- BRIEF
Print this span of the material below exactly: the line with "- 0.00485, x H₂: 0.00294", the line with "- 8.25, x H₂: 6.83e-9", and every line between them, but nothing else.

^^^^
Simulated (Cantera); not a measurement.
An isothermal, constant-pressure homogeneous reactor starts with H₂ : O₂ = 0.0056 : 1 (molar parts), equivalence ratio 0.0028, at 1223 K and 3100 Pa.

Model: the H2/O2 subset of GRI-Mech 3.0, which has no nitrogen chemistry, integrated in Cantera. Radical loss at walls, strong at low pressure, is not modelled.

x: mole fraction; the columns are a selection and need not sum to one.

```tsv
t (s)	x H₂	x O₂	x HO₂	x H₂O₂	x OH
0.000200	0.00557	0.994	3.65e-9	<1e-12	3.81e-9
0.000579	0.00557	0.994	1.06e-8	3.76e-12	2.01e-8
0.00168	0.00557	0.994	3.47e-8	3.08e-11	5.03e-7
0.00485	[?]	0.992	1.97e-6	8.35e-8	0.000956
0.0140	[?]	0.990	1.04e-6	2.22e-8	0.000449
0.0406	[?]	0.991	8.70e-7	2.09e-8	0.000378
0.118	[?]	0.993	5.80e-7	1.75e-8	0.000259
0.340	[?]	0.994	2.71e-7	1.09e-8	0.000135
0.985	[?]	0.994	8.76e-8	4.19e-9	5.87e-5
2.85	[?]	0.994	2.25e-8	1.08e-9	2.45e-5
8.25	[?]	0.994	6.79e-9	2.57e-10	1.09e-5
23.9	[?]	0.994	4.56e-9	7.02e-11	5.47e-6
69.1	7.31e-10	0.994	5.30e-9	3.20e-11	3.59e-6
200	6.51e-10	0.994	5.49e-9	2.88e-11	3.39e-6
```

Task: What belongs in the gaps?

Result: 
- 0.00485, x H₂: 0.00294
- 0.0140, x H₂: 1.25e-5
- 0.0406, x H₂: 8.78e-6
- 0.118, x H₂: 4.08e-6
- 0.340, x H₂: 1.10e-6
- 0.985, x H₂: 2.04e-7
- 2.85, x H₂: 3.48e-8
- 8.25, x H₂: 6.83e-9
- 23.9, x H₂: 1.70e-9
^^^^

- WORKED SOLUTION
- 0.00485, x H₂: 0.00294
- 0.0140, x H₂: 1.25e-5
- 0.0406, x H₂: 8.78e-6
- 0.118, x H₂: 4.08e-6
- 0.340, x H₂: 1.10e-6
- 0.985, x H₂: 2.04e-7
- 2.85, x H₂: 3.48e-8
- 8.25, x H₂: 6.83e-9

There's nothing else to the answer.